## Task item
Each line from the start of the entries through the line that contains "Alike in all" should be output exactly, please.

## Supplied data
==========
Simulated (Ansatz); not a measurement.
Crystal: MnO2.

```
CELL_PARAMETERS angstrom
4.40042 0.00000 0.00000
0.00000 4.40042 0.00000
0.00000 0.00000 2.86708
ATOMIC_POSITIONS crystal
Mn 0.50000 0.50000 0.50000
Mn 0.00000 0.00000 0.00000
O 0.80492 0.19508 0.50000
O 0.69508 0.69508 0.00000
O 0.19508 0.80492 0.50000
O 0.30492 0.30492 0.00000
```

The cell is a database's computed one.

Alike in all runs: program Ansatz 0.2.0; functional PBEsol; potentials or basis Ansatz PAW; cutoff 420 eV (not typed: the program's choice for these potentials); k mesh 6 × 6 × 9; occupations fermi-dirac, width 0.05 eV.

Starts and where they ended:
==========

## Problem solution
Simulated (Ansatz); not a measurement.
Crystal: MnO2.

```
CELL_PARAMETERS angstrom
4.40042 0.00000 0.00000
0.00000 4.40042 0.00000
0.00000 0.00000 2.86708
ATOMIC_POSITIONS crystal
Mn 0.50000 0.50000 0.50000
Mn 0.00000 0.00000 0.00000
O 0.80492 0.19508 0.50000
O 0.69508 0.69508 0.00000
O 0.19508 0.80492 0.50000
O 0.30492 0.30492 0.00000
```

The cell is a database's computed one.

Alike in all runs: program Ansatz 0.2.0; functional PBEsol; potentials or basis Ansatz PAW; cutoff 420 eV (not typed: the program's choice for these potentials); k mesh 6 × 6 × 9; occupations fermi-dirac, width 0.05 eV.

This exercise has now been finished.